Using the material that follows, output exactly the lines from the one containing "The run is repeated" through the one containing "Pressure 13.6 GPa;", with both ends kept.

┌────────

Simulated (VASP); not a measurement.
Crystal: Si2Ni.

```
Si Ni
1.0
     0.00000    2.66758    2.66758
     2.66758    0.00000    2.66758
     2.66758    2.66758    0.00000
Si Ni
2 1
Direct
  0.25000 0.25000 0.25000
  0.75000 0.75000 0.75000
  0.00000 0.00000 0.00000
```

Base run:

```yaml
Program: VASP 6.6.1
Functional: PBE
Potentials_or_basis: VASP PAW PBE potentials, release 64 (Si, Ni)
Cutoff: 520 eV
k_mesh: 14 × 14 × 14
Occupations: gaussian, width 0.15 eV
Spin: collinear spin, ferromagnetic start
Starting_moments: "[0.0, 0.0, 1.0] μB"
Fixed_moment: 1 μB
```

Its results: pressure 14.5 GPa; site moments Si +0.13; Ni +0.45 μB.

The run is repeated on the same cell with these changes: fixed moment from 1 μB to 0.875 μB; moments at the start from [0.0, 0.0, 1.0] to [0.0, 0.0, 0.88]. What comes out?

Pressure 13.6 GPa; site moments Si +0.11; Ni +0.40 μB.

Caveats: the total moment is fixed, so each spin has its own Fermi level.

└────────

### Problem solution:
The run is repeated on the same cell with these changes: fixed moment from 1 μB to 0.875 μB; moments at the start from [0.0, 0.0, 1.0] to [0.0, 0.0, 0.88]. What comes out?

Pressure 13.6 GPa; site moments Si +0.11; Ni +0.40 μB.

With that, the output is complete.